§ **Exercise**
Could you print the full listing again, exactly as written?

§ **Data extract**
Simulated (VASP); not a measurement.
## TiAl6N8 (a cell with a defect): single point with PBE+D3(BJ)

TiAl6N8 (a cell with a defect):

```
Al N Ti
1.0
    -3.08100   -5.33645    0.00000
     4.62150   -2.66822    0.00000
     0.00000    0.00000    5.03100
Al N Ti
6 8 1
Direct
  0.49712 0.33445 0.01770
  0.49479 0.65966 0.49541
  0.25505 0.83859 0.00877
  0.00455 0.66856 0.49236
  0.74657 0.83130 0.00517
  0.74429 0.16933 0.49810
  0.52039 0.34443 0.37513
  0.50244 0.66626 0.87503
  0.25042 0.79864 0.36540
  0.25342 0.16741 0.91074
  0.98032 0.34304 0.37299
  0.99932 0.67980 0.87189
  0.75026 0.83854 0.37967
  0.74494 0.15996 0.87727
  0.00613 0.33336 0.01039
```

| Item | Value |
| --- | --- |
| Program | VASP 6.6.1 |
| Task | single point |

§ **Exercise answer**
Simulated (VASP); not a measurement.
## TiAl6N8 (a cell with a defect): single point with PBE+D3(BJ)

TiAl6N8 (a cell with a defect):

```
Al N Ti
1.0
    -3.08100   -5.33645    0.00000
     4.62150   -2.66822    0.00000
     0.00000    0.00000    5.03100
Al N Ti
6 8 1
Direct
  0.49712 0.33445 0.01770
  0.49479 0.65966 0.49541
  0.25505 0.83859 0.00877
  0.00455 0.66856 0.49236
  0.74657 0.83130 0.00517
  0.74429 0.16933 0.49810
  0.52039 0.34443 0.37513
  0.50244 0.66626 0.87503
  0.25042 0.79864 0.36540
  0.25342 0.16741 0.91074
  0.98032 0.34304 0.37299
  0.99932 0.67980 0.87189
  0.75026 0.83854 0.37967
  0.74494 0.15996 0.87727
  0.00613 0.33336 0.01039
```

| Item | Value |
| --- | --- |
| Program | VASP 6.6.1 |
| Task | single point |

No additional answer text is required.